Action item.
Write out the records again, exactly, leaving none out.

'''

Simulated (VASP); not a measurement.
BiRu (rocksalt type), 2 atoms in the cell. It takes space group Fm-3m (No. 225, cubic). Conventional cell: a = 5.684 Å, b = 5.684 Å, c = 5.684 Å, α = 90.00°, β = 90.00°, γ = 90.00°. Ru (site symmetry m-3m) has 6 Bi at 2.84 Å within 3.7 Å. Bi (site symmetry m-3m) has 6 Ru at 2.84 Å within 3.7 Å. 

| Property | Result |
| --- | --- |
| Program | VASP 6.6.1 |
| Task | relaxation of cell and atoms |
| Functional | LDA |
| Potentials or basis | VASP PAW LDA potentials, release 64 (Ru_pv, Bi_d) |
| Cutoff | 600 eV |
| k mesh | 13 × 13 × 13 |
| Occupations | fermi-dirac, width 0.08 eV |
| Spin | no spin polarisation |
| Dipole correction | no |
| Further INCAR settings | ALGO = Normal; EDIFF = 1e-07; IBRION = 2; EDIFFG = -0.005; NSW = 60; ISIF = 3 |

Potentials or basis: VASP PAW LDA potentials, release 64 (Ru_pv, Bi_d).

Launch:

'''

Answer space.
Simulated (VASP); not a measurement.
BiRu (rocksalt type), 2 atoms in the cell. It takes space group Fm-3m (No. 225, cubic). Conventional cell: a = 5.684 Å, b = 5.684 Å, c = 5.684 Å, α = 90.00°, β = 90.00°, γ = 90.00°. Ru (site symmetry m-3m) has 6 Bi at 2.84 Å within 3.7 Å. Bi (site symmetry m-3m) has 6 Ru at 2.84 Å within 3.7 Å. 

| Property | Result |
| --- | --- |
| Program | VASP 6.6.1 |
| Task | relaxation of cell and atoms |
| Functional | LDA |
| Potentials or basis | VASP PAW LDA potentials, release 64 (Ru_pv, Bi_d) |
| Cutoff | 600 eV |
| k mesh | 13 × 13 × 13 |
| Occupations | fermi-dirac, width 0.08 eV |
| Spin | no spin polarisation |
| Dipole correction | no |
| Further INCAR settings | ALGO = Normal; EDIFF = 1e-07; IBRION = 2; EDIFFG = -0.005; NSW = 60; ISIF = 3 |

Potentials or basis: VASP PAW LDA potentials, release 64 (Ru_pv, Bi_d).

Launch:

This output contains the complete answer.